_Information given_:
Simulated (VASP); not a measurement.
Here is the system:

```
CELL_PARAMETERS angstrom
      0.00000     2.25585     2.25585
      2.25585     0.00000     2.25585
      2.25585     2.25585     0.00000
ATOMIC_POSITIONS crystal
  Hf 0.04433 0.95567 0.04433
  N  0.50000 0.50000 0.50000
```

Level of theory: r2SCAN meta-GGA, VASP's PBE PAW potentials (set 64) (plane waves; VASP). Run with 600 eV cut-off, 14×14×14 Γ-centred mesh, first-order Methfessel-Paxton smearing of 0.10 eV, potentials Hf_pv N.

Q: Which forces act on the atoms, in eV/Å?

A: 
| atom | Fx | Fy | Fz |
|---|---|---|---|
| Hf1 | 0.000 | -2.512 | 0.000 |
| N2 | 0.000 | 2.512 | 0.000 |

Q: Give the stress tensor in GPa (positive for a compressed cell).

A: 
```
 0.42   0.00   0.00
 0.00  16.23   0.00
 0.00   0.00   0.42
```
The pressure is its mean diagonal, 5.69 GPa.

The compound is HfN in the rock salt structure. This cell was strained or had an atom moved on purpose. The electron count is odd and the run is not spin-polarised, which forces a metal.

_Assignment_: Give back every line from the beginning of the records through the line holding "0.000 | 2.512 | 0.000 |", exactly as it reads, and leave out the rest.

_Task output_:
Simulated (VASP); not a measurement.
Here is the system:

```
CELL_PARAMETERS angstrom
      0.00000     2.25585     2.25585
      2.25585     0.00000     2.25585
      2.25585     2.25585     0.00000
ATOMIC_POSITIONS crystal
  Hf 0.04433 0.95567 0.04433
  N  0.50000 0.50000 0.50000
```

Level of theory: r2SCAN meta-GGA, VASP's PBE PAW potentials (set 64) (plane waves; VASP). Run with 600 eV cut-off, 14×14×14 Γ-centred mesh, first-order Methfessel-Paxton smearing of 0.10 eV, potentials Hf_pv N.

Q: Which forces act on the atoms, in eV/Å?

A: 
| atom | Fx | Fy | Fz |
|---|---|---|---|
| Hf1 | 0.000 | -2.512 | 0.000 |
| N2 | 0.000 | 2.512 | 0.000 |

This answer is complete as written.